REQUIREMENT >> Transcribe only part of the material below: the lines from the one containing "the point group." through the one containing "Cs; any orientation.", inclusive, exactly as written.

□ □ □ □

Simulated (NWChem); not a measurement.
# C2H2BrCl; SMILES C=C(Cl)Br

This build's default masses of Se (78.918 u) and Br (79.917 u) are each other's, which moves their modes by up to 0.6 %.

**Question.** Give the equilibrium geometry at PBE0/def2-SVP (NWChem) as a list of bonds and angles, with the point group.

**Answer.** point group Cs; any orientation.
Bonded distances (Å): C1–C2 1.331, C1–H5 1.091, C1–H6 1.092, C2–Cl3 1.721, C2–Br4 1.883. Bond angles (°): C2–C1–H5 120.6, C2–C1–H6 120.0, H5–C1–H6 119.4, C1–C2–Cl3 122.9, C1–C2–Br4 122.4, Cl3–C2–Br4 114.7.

□ □ □ □

RESPONSE AREA >>
**Question.** Give the equilibrium geometry at PBE0/def2-SVP (NWChem) as a list of bonds and angles, with the point group.

**Answer.** point group Cs; any orientation.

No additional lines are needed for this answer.